▸ Given entries:
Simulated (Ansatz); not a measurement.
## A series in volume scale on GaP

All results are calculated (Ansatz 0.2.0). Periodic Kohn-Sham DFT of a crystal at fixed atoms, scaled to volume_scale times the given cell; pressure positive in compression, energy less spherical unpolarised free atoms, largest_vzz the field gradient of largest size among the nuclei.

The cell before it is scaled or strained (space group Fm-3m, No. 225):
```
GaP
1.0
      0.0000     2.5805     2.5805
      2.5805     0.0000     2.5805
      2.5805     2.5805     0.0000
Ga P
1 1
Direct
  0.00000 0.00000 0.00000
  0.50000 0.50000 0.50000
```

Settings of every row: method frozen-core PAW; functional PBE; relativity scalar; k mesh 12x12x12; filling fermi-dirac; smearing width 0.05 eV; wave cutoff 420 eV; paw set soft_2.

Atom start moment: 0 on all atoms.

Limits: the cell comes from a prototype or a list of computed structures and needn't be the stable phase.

▸ Assignment: The material must be written out again in full and without changes.

▸ Answer area:
Simulated (Ansatz); not a measurement.
## A series in volume scale on GaP

All results are calculated (Ansatz 0.2.0). Periodic Kohn-Sham DFT of a crystal at fixed atoms, scaled to volume_scale times the given cell; pressure positive in compression, energy less spherical unpolarised free atoms, largest_vzz the field gradient of largest size among the nuclei.

The cell before it is scaled or strained (space group Fm-3m, No. 225):
```
GaP
1.0
      0.0000     2.5805     2.5805
      2.5805     0.0000     2.5805
      2.5805     2.5805     0.0000
Ga P
1 1
Direct
  0.00000 0.00000 0.00000
  0.50000 0.50000 0.50000
```

Settings of every row: method frozen-core PAW; functional PBE; relativity scalar; k mesh 12x12x12; filling fermi-dirac; smearing width 0.05 eV; wave cutoff 420 eV; paw set soft_2.

Atom start moment: 0 on all atoms.

Limits: the cell comes from a prototype or a list of computed structures and needn't be the stable phase.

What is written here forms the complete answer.